**Brief**
Please output each line of the data exactly as it appears.

══ Study material ══

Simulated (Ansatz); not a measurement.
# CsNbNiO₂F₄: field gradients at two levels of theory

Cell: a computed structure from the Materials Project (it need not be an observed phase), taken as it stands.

═══

**Task output**
Simulated (Ansatz); not a measurement.
# CsNbNiO₂F₄: field gradients at two levels of theory

Cell: a computed structure from the Materials Project (it need not be an observed phase), taken as it stands.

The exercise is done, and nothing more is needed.